┌──
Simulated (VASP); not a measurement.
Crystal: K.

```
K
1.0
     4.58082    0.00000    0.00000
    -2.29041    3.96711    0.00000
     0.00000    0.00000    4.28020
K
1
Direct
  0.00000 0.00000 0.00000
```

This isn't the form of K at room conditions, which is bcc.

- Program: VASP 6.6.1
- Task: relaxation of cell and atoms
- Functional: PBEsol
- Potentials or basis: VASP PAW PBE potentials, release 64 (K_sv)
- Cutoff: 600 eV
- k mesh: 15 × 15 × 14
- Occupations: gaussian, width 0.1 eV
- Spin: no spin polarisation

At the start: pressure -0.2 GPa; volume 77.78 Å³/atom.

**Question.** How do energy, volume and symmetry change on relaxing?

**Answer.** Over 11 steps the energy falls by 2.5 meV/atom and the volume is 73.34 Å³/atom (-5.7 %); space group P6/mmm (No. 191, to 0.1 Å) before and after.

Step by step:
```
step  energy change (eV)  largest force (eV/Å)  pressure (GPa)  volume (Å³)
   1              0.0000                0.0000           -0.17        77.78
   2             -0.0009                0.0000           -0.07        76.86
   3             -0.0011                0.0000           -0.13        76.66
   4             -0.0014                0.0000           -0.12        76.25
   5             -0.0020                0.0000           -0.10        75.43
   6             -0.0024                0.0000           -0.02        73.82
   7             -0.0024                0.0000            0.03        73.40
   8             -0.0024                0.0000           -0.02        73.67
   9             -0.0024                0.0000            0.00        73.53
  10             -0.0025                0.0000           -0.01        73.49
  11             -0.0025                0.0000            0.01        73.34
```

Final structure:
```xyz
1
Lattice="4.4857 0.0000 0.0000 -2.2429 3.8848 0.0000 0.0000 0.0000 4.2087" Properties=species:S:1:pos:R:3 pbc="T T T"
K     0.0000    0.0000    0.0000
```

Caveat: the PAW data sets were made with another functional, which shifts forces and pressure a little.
└──

_Exercise_:
Only the lines from the top of the data through the line that contains "- Program: VASP 6.6.1" should be quoted, exactly as they stand.

_Exercise answer_:
Simulated (VASP); not a measurement.
Crystal: K.

```
K
1.0
     4.58082    0.00000    0.00000
    -2.29041    3.96711    0.00000
     0.00000    0.00000    4.28020
K
1
Direct
  0.00000 0.00000 0.00000
```

This isn't the form of K at room conditions, which is bcc.

- Program: VASP 6.6.1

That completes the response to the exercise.